▶ _Work task_: Everything in the data below is left aside except the lines from the one containing "width 0.02 eV" through the one containing "Answer: Band gap"; repeat those exactly.

==================================================

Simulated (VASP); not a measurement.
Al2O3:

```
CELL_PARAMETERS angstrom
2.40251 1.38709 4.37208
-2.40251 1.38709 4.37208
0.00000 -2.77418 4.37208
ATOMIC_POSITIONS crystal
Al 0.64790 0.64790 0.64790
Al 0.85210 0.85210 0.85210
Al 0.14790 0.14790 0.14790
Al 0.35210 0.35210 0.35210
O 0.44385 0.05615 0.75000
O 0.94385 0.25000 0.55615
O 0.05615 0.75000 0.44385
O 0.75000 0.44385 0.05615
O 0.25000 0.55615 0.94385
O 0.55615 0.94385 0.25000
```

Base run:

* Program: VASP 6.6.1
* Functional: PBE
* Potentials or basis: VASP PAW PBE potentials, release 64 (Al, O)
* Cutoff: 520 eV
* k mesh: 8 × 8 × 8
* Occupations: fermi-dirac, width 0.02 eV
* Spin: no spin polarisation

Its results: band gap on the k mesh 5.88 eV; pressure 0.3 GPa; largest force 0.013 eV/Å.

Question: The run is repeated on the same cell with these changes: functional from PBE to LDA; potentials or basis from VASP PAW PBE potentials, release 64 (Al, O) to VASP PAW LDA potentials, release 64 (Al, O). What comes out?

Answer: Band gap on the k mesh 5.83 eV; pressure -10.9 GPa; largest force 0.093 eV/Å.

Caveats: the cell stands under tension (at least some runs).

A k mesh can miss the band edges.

==================================================

▶ _Result_:
* Occupations: fermi-dirac, width 0.02 eV
* Spin: no spin polarisation

Its results: band gap on the k mesh 5.88 eV; pressure 0.3 GPa; largest force 0.013 eV/Å.

Question: The run is repeated on the same cell with these changes: functional from PBE to LDA; potentials or basis from VASP PAW PBE potentials, release 64 (Al, O) to VASP PAW LDA potentials, release 64 (Al, O). What comes out?

Answer: Band gap on the k mesh 5.83 eV; pressure -10.9 GPa; largest force 0.093 eV/Å.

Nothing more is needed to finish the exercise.